## BRIEF
Set down every entry again exactly as it stands below.

━━━━

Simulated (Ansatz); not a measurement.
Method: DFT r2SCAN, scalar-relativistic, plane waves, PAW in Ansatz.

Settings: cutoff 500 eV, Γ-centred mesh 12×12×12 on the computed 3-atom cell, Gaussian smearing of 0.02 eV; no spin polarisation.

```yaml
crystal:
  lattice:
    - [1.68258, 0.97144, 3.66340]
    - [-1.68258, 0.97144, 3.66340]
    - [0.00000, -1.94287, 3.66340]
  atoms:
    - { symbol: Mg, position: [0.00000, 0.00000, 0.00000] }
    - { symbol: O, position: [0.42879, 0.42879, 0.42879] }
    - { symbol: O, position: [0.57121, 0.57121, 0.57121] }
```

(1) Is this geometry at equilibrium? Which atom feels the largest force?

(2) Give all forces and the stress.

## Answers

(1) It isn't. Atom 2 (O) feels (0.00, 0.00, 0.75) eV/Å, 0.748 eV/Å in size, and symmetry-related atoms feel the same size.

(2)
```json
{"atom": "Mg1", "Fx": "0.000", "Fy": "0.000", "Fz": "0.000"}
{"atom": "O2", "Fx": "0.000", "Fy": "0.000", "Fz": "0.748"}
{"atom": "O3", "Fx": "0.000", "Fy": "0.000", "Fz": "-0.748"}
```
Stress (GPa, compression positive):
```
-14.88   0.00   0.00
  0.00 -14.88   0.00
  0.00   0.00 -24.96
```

━━━━

## YOUR RESPONSE
Simulated (Ansatz); not a measurement.
Method: DFT r2SCAN, scalar-relativistic, plane waves, PAW in Ansatz.

Settings: cutoff 500 eV, Γ-centred mesh 12×12×12 on the computed 3-atom cell, Gaussian smearing of 0.02 eV; no spin polarisation.

```yaml
crystal:
  lattice:
    - [1.68258, 0.97144, 3.66340]
    - [-1.68258, 0.97144, 3.66340]
    - [0.00000, -1.94287, 3.66340]
  atoms:
    - { symbol: Mg, position: [0.00000, 0.00000, 0.00000] }
    - { symbol: O, position: [0.42879, 0.42879, 0.42879] }
    - { symbol: O, position: [0.57121, 0.57121, 0.57121] }
```

(1) Is this geometry at equilibrium? Which atom feels the largest force?

(2) Give all forces and the stress.

## Answers

(1) It isn't. Atom 2 (O) feels (0.00, 0.00, 0.75) eV/Å, 0.748 eV/Å in size, and symmetry-related atoms feel the same size.

(2)
```json
{"atom": "Mg1", "Fx": "0.000", "Fy": "0.000", "Fz": "0.000"}
{"atom": "O2", "Fx": "0.000", "Fy": "0.000", "Fz": "0.748"}
{"atom": "O3", "Fx": "0.000", "Fy": "0.000", "Fz": "-0.748"}
```
Stress (GPa, compression positive):
```
-14.88   0.00   0.00
  0.00 -14.88   0.00
  0.00   0.00 -24.96
```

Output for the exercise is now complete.